• _PROVIDED INFORMATION_:
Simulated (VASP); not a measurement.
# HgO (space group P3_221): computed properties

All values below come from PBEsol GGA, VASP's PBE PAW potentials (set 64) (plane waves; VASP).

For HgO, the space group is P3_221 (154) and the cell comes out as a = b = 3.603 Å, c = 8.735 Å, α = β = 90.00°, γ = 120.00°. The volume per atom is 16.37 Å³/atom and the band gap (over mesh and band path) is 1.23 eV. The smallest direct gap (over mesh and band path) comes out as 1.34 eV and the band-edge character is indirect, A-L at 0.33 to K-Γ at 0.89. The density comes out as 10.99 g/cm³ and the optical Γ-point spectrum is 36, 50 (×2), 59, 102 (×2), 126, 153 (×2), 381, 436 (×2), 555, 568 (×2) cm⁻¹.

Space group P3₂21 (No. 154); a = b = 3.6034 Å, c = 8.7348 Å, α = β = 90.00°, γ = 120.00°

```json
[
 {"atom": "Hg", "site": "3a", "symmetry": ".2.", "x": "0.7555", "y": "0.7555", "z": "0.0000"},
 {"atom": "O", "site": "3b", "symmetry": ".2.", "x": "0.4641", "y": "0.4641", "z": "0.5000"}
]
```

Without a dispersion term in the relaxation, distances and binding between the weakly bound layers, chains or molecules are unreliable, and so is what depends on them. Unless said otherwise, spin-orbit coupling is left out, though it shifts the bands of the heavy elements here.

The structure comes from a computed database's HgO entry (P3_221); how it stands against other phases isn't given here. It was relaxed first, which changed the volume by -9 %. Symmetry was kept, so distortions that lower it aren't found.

• _WORK ITEM_:
Return the entries exactly through the "For HgO, the" line.

• _EXERCISE ANSWER_:
Simulated (VASP); not a measurement.
# HgO (space group P3_221): computed properties

All values below come from PBEsol GGA, VASP's PBE PAW potentials (set 64) (plane waves; VASP).

For HgO, the space group is P3_221 (154) and the cell comes out as a = b = 3.603 Å, c = 8.735 Å, α = β = 90.00°, γ = 120.00°. The volume per atom is 16.37 Å³/atom and the band gap (over mesh and band path) is 1.23 eV. The smallest direct gap (over mesh and band path) comes out as 1.34 eV and the band-edge character is indirect, A-L at 0.33 to K-Γ at 0.89. The density comes out as 10.99 g/cm³ and the optical Γ-point spectrum is 36, 50 (×2), 59, 102 (×2), 126, 153 (×2), 381, 436 (×2), 555, 568 (×2) cm⁻¹.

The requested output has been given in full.